**Records provided:**
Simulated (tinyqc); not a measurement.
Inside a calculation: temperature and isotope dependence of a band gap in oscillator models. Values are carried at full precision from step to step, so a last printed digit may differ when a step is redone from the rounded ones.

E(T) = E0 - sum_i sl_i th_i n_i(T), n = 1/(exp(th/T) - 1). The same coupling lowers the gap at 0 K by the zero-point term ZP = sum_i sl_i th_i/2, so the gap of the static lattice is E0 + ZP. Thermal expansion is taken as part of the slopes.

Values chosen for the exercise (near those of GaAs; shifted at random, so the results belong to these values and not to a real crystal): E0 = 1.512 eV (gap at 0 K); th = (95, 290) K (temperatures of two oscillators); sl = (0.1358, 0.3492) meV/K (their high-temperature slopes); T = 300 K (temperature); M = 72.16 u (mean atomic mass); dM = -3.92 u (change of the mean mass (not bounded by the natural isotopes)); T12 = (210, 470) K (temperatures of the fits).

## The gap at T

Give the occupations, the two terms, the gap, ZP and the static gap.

**Assigned task:**
Reprint the complete listing exactly.

**Task solution:**
Simulated (tinyqc); not a measurement.
Inside a calculation: temperature and isotope dependence of a band gap in oscillator models. Values are carried at full precision from step to step, so a last printed digit may differ when a step is redone from the rounded ones.

E(T) = E0 - sum_i sl_i th_i n_i(T), n = 1/(exp(th/T) - 1). The same coupling lowers the gap at 0 K by the zero-point term ZP = sum_i sl_i th_i/2, so the gap of the static lattice is E0 + ZP. Thermal expansion is taken as part of the slopes.

Values chosen for the exercise (near those of GaAs; shifted at random, so the results belong to these values and not to a real crystal): E0 = 1.512 eV (gap at 0 K); th = (95, 290) K (temperatures of two oscillators); sl = (0.1358, 0.3492) meV/K (their high-temperature slopes); T = 300 K (temperature); M = 72.16 u (mean atomic mass); dM = -3.92 u (change of the mean mass (not bounded by the natural isotopes)); T12 = (210, 470) K (temperatures of the fits).

## The gap at T

Give the occupations, the two terms, the gap, ZP and the static gap.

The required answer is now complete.